---------- Entries provided ----------
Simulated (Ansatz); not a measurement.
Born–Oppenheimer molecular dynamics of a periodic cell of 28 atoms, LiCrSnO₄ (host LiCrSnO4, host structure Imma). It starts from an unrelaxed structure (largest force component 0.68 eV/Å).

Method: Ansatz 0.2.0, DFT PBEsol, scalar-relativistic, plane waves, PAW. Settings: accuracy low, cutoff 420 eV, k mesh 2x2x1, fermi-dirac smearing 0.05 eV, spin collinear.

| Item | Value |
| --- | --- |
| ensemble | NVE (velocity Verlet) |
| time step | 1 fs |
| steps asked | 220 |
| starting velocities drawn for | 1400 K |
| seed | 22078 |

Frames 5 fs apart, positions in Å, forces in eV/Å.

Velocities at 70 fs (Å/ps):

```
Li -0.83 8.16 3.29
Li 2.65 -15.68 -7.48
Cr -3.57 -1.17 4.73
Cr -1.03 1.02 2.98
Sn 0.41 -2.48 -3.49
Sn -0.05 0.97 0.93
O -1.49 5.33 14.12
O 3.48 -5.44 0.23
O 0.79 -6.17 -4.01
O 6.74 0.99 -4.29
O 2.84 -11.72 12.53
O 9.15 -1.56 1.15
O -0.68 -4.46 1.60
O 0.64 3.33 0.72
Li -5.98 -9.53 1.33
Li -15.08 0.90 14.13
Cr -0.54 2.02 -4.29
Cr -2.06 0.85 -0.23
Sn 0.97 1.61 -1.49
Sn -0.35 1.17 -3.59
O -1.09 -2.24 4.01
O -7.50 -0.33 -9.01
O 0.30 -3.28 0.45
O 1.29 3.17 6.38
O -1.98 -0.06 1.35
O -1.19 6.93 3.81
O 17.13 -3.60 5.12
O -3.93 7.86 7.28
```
----------

* Work item *
Each line of the records, from the opening one through the line holding "Born–Oppenheimer molecular dynamics", should be restated word for word, with nothing else in the answer.

* Result *
Simulated (Ansatz); not a measurement.
Born–Oppenheimer molecular dynamics of a periodic cell of 28 atoms, LiCrSnO₄ (host LiCrSnO4, host structure Imma). It starts from an unrelaxed structure (largest force component 0.68 eV/Å).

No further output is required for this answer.